- [RECORDS SUPPLIED]
━━━━━━━━
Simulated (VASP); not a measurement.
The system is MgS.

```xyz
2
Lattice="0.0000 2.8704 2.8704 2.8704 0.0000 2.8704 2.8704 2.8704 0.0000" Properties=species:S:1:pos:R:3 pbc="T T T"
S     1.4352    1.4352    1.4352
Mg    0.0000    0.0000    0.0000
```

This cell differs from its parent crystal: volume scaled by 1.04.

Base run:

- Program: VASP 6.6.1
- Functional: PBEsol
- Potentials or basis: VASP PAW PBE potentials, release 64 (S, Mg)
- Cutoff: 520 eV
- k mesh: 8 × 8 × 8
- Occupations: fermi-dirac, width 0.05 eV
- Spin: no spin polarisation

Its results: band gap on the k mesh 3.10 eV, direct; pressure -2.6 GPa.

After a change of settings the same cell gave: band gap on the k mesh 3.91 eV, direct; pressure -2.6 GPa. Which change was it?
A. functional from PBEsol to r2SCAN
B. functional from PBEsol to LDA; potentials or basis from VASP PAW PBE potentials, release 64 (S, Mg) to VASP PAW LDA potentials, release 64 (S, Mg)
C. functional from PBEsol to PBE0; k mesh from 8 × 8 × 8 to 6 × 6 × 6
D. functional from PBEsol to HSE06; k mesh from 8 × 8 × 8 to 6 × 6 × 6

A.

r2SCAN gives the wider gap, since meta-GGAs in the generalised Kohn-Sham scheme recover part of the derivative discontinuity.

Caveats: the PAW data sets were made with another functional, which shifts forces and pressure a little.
━━━━━━━━

- [WORK REQUEST]
Restate word for word only the lines above from the line containing "A. functional from PBEsol to r2SCAN" to the line containing "r2SCAN gives the", both of them included.

- [EXERCISE RESULT]
A. functional from PBEsol to r2SCAN
B. functional from PBEsol to LDA; potentials or basis from VASP PAW PBE potentials, release 64 (S, Mg) to VASP PAW LDA potentials, release 64 (S, Mg)
C. functional from PBEsol to PBE0; k mesh from 8 × 8 × 8 to 6 × 6 × 6
D. functional from PBEsol to HSE06; k mesh from 8 × 8 × 8 to 6 × 6 × 6

A.

r2SCAN gives the wider gap, since meta-GGAs in the generalised Kohn-Sham scheme recover part of the derivative discontinuity.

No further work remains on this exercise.